━━━━━ Data extracts ━━━━━

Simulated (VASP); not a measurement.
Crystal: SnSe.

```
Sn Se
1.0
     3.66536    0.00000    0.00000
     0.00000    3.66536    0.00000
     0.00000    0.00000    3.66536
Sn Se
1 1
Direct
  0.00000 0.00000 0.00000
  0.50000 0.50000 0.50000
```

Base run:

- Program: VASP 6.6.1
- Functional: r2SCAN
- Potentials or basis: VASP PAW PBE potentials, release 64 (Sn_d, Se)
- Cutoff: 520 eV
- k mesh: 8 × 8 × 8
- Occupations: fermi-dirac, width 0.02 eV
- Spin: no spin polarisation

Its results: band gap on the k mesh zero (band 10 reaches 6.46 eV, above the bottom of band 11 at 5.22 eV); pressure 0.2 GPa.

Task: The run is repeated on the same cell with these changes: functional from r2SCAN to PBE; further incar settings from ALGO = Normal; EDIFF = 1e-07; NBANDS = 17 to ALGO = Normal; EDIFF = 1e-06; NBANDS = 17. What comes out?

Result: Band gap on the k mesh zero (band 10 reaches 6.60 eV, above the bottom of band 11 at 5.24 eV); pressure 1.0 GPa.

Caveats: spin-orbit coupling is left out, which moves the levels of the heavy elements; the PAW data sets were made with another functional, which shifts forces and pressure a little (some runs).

━━━━━

_Work task:_
Produce only the lines from the line containing "Its results: band" through the line containing "Result: Band gap", inclusive of both, exactly as they stand in the entries above.

_Exercise result:_
Its results: band gap on the k mesh zero (band 10 reaches 6.46 eV, above the bottom of band 11 at 5.22 eV); pressure 0.2 GPa.

Task: The run is repeated on the same cell with these changes: functional from r2SCAN to PBE; further incar settings from ALGO = Normal; EDIFF = 1e-07; NBANDS = 17 to ALGO = Normal; EDIFF = 1e-06; NBANDS = 17. What comes out?

Result: Band gap on the k mesh zero (band 10 reaches 6.60 eV, above the bottom of band 11 at 5.24 eV); pressure 1.0 GPa.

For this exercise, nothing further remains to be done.